=== Input data ===
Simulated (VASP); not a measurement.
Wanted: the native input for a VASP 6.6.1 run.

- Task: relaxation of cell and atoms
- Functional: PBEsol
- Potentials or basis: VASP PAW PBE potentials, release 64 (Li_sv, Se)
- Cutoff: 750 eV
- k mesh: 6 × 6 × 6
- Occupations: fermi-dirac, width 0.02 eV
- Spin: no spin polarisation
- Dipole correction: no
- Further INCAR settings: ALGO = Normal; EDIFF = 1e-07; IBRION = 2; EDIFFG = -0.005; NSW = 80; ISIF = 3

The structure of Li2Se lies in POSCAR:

=== Assignment ===
Transcribe each record shown above, exactly.

=== Written answer ===
Simulated (VASP); not a measurement.
Wanted: the native input for a VASP 6.6.1 run.

- Task: relaxation of cell and atoms
- Functional: PBEsol
- Potentials or basis: VASP PAW PBE potentials, release 64 (Li_sv, Se)
- Cutoff: 750 eV
- k mesh: 6 × 6 × 6
- Occupations: fermi-dirac, width 0.02 eV
- Spin: no spin polarisation
- Dipole correction: no
- Further INCAR settings: ALGO = Normal; EDIFF = 1e-07; IBRION = 2; EDIFFG = -0.005; NSW = 80; ISIF = 3

The structure of Li2Se lies in POSCAR:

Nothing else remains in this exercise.